- _INFORMATION PROVIDED_
'''

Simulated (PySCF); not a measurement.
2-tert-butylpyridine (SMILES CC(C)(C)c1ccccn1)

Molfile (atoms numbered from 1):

'''

- _WORK TASK_
Output, unchanged, the lines of the listing above from the first one through the one holding "2-tert-butylpyridine (SMILES CC(C)(C)c1ccccn1)". Leave out every line after it.

- _RESULT_
Simulated (PySCF); not a measurement.
2-tert-butylpyridine (SMILES CC(C)(C)c1ccccn1)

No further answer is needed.